Could you return every record below exactly as it is written?

# Dataset entries:
-=-=-=-=-
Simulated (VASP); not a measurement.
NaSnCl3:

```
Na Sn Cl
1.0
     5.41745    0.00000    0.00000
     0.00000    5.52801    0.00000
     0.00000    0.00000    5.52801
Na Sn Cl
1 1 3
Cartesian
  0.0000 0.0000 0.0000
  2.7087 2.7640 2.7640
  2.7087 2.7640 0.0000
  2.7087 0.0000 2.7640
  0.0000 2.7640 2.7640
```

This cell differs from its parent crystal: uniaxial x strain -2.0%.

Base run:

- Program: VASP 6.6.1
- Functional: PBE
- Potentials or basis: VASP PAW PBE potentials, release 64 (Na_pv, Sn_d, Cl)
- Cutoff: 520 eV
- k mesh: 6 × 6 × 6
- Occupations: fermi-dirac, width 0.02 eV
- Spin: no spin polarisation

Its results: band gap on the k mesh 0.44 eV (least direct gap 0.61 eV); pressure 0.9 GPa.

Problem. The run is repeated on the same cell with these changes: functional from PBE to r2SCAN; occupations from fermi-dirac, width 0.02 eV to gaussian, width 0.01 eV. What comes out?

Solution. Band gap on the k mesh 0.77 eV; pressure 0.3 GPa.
-=-=-=-=-

# Written solution:
Simulated (VASP); not a measurement.
NaSnCl3:

```
Na Sn Cl
1.0
     5.41745    0.00000    0.00000
     0.00000    5.52801    0.00000
     0.00000    0.00000    5.52801
Na Sn Cl
1 1 3
Cartesian
  0.0000 0.0000 0.0000
  2.7087 2.7640 2.7640
  2.7087 2.7640 0.0000
  2.7087 0.0000 2.7640
  0.0000 2.7640 2.7640
```

This cell differs from its parent crystal: uniaxial x strain -2.0%.

Base run:

- Program: VASP 6.6.1
- Functional: PBE
- Potentials or basis: VASP PAW PBE potentials, release 64 (Na_pv, Sn_d, Cl)
- Cutoff: 520 eV
- k mesh: 6 × 6 × 6
- Occupations: fermi-dirac, width 0.02 eV
- Spin: no spin polarisation

Its results: band gap on the k mesh 0.44 eV (least direct gap 0.61 eV); pressure 0.9 GPa.

Problem. The run is repeated on the same cell with these changes: functional from PBE to r2SCAN; occupations from fermi-dirac, width 0.02 eV to gaussian, width 0.01 eV. What comes out?

Solution. Band gap on the k mesh 0.77 eV; pressure 0.3 GPa.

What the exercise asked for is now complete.